• ACTIVITY:
Give back an exact copy of the lines below, from the first through the line with "2.47 cm⁻¹ |"; please stop there.

------------------------------------------------

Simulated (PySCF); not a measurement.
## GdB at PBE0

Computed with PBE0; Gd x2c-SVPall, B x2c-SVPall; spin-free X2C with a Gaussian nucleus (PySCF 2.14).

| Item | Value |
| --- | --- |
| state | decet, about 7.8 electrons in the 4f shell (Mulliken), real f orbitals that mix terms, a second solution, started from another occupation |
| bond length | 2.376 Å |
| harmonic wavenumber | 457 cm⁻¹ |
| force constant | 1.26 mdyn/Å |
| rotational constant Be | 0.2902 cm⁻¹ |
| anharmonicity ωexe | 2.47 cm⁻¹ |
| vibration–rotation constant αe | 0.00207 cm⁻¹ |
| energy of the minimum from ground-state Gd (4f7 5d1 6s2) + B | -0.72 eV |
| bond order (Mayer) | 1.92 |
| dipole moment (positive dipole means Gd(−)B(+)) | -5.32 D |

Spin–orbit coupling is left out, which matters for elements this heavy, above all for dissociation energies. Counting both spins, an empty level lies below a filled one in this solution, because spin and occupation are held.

------------------------------------------------

• SOLUTION:
Simulated (PySCF); not a measurement.
## GdB at PBE0

Computed with PBE0; Gd x2c-SVPall, B x2c-SVPall; spin-free X2C with a Gaussian nucleus (PySCF 2.14).

| Item | Value |
| --- | --- |
| state | decet, about 7.8 electrons in the 4f shell (Mulliken), real f orbitals that mix terms, a second solution, started from another occupation |
| bond length | 2.376 Å |
| harmonic wavenumber | 457 cm⁻¹ |
| force constant | 1.26 mdyn/Å |
| rotational constant Be | 0.2902 cm⁻¹ |
| anharmonicity ωexe | 2.47 cm⁻¹ |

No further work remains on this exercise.